Record set:
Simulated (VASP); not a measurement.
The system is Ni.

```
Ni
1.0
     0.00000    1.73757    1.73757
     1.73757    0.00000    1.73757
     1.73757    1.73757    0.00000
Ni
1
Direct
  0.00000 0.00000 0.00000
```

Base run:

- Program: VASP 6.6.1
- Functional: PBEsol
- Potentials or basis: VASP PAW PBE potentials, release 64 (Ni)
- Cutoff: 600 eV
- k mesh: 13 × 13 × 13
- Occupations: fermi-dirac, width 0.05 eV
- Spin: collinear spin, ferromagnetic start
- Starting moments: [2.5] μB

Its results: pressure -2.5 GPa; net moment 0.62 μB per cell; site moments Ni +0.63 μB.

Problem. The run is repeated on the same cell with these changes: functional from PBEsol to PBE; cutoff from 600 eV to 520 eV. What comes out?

Exercise:
The full data, repeated exactly, is the only acceptable output.

Your response:
Simulated (VASP); not a measurement.
The system is Ni.

```
Ni
1.0
     0.00000    1.73757    1.73757
     1.73757    0.00000    1.73757
     1.73757    1.73757    0.00000
Ni
1
Direct
  0.00000 0.00000 0.00000
```

Base run:

- Program: VASP 6.6.1
- Functional: PBEsol
- Potentials or basis: VASP PAW PBE potentials, release 64 (Ni)
- Cutoff: 600 eV
- k mesh: 13 × 13 × 13
- Occupations: fermi-dirac, width 0.05 eV
- Spin: collinear spin, ferromagnetic start
- Starting moments: [2.5] μB

Its results: pressure -2.5 GPa; net moment 0.62 μB per cell; site moments Ni +0.63 μB.

Problem. The run is repeated on the same cell with these changes: functional from PBEsol to PBE; cutoff from 600 eV to 520 eV. What comes out?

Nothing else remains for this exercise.